**Work item**. Begin at the first line below and copy each line exactly, ending with the line where "Its results: pressure" appears.

**Supplied information**.
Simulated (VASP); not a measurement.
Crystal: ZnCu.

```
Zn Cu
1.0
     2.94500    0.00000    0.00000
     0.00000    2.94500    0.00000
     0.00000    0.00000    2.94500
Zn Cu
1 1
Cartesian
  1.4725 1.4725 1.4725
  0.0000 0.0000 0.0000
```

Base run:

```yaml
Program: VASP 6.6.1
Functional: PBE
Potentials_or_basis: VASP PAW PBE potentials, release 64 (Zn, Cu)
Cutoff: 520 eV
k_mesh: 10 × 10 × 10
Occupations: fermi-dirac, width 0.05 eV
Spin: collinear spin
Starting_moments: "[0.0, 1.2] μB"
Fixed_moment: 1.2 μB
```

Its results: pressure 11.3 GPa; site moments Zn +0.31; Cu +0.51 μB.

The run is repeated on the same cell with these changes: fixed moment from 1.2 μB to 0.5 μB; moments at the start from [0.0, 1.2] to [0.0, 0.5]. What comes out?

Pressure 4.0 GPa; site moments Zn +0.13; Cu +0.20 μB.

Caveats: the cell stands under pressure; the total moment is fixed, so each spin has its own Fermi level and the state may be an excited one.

**Response**.
Simulated (VASP); not a measurement.
Crystal: ZnCu.

```
Zn Cu
1.0
     2.94500    0.00000    0.00000
     0.00000    2.94500    0.00000
     0.00000    0.00000    2.94500
Zn Cu
1 1
Cartesian
  1.4725 1.4725 1.4725
  0.0000 0.0000 0.0000
```

Base run:

```yaml
Program: VASP 6.6.1
Functional: PBE
Potentials_or_basis: VASP PAW PBE potentials, release 64 (Zn, Cu)
Cutoff: 520 eV
k_mesh: 10 × 10 × 10
Occupations: fermi-dirac, width 0.05 eV
Spin: collinear spin
Starting_moments: "[0.0, 1.2] μB"
Fixed_moment: 1.2 μB
```

Its results: pressure 11.3 GPa; site moments Zn +0.31; Cu +0.51 μB.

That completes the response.